## ASSIGNED TASK
As the lines appear below, please set them down exactly, starting at the first and finishing with the one containing "Task: Estimate the band gap on the k mesh.".

((

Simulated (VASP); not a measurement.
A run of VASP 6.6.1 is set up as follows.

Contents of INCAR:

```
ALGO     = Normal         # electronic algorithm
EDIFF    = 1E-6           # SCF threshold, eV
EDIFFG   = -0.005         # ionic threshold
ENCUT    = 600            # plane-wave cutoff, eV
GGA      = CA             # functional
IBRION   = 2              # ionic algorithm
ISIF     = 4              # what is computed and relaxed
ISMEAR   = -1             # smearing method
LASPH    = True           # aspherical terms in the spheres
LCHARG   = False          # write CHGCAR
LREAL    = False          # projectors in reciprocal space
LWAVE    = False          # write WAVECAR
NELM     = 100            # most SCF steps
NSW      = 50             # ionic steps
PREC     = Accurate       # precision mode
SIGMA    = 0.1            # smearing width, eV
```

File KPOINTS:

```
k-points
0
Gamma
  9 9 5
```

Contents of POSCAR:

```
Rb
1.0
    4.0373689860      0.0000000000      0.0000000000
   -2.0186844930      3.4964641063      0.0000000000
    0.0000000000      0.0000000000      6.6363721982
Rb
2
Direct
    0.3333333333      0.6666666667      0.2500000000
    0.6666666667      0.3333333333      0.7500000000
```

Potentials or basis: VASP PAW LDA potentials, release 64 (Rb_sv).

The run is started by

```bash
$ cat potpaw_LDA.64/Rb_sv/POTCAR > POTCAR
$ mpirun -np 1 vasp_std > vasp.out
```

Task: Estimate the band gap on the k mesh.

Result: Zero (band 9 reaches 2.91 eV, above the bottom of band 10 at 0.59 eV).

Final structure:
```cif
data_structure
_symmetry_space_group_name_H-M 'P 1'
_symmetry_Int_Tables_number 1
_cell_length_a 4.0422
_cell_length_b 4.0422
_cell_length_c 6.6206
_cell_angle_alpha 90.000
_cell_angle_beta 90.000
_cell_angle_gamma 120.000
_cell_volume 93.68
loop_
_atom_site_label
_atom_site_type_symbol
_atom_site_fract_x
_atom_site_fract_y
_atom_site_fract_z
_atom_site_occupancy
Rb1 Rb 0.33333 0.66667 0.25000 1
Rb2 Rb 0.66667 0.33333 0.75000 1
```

))

## SOLUTION
Simulated (VASP); not a measurement.
A run of VASP 6.6.1 is set up as follows.

Contents of INCAR:

```
ALGO     = Normal         # electronic algorithm
EDIFF    = 1E-6           # SCF threshold, eV
EDIFFG   = -0.005         # ionic threshold
ENCUT    = 600            # plane-wave cutoff, eV
GGA      = CA             # functional
IBRION   = 2              # ionic algorithm
ISIF     = 4              # what is computed and relaxed
ISMEAR   = -1             # smearing method
LASPH    = True           # aspherical terms in the spheres
LCHARG   = False          # write CHGCAR
LREAL    = False          # projectors in reciprocal space
LWAVE    = False          # write WAVECAR
NELM     = 100            # most SCF steps
NSW      = 50             # ionic steps
PREC     = Accurate       # precision mode
SIGMA    = 0.1            # smearing width, eV
```

File KPOINTS:

```
k-points
0
Gamma
  9 9 5
```

Contents of POSCAR:

```
Rb
1.0
    4.0373689860      0.0000000000      0.0000000000
   -2.0186844930      3.4964641063      0.0000000000
    0.0000000000      0.0000000000      6.6363721982
Rb
2
Direct
    0.3333333333      0.6666666667      0.2500000000
    0.6666666667      0.3333333333      0.7500000000
```

Potentials or basis: VASP PAW LDA potentials, release 64 (Rb_sv).

The run is started by

```bash
$ cat potpaw_LDA.64/Rb_sv/POTCAR > POTCAR
$ mpirun -np 1 vasp_std > vasp.out
```

Task: Estimate the band gap on the k mesh.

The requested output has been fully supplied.